▶ _Provided data_:
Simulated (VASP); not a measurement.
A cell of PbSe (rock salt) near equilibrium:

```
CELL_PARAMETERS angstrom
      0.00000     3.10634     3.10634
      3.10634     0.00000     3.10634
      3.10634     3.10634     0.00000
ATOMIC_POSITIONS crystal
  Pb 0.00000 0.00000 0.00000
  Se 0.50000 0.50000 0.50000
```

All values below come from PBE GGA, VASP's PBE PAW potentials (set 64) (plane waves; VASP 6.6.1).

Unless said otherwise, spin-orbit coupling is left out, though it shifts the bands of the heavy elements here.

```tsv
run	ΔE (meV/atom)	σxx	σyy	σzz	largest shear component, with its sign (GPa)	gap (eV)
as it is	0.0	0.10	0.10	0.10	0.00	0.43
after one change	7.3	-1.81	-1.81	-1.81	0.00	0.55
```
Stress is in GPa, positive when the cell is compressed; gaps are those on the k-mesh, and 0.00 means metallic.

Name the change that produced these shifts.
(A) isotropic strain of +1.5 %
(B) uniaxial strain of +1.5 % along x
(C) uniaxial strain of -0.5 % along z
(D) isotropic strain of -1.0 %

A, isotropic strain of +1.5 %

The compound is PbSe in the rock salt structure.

▶ _Activity_: Please output the lines of the listing above that fall in the stretch from the one with "Name the change that produced these shifts." through the one with "A, isotropic strain of +1.5 %", exactly and only those.

▶ _Worked solution_:
Name the change that produced these shifts.
(A) isotropic strain of +1.5 %
(B) uniaxial strain of +1.5 % along x
(C) uniaxial strain of -0.5 % along z
(D) isotropic strain of -1.0 %

A, isotropic strain of +1.5 %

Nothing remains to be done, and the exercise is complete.